== Data under study
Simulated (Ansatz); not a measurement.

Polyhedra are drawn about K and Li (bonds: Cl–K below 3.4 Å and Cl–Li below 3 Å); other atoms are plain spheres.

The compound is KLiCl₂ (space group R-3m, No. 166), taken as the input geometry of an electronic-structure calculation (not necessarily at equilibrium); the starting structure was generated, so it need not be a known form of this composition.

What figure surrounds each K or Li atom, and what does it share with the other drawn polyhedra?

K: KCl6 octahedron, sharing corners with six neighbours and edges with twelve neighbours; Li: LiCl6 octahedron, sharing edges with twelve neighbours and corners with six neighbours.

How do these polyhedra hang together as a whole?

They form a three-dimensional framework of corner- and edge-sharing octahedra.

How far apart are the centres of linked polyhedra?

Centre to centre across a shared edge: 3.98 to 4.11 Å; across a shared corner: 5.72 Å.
====

### Assignment
Each line of the listing should be retyped exactly, with nothing left out.

### Written reply
Simulated (Ansatz); not a measurement.

Polyhedra are drawn about K and Li (bonds: Cl–K below 3.4 Å and Cl–Li below 3 Å); other atoms are plain spheres.

The compound is KLiCl₂ (space group R-3m, No. 166), taken as the input geometry of an electronic-structure calculation (not necessarily at equilibrium); the starting structure was generated, so it need not be a known form of this composition.

What figure surrounds each K or Li atom, and what does it share with the other drawn polyhedra?

K: KCl6 octahedron, sharing corners with six neighbours and edges with twelve neighbours; Li: LiCl6 octahedron, sharing edges with twelve neighbours and corners with six neighbours.

How do these polyhedra hang together as a whole?

They form a three-dimensional framework of corner- and edge-sharing octahedra.

How far apart are the centres of linked polyhedra?

Centre to centre across a shared edge: 3.98 to 4.11 Å; across a shared corner: 5.72 Å.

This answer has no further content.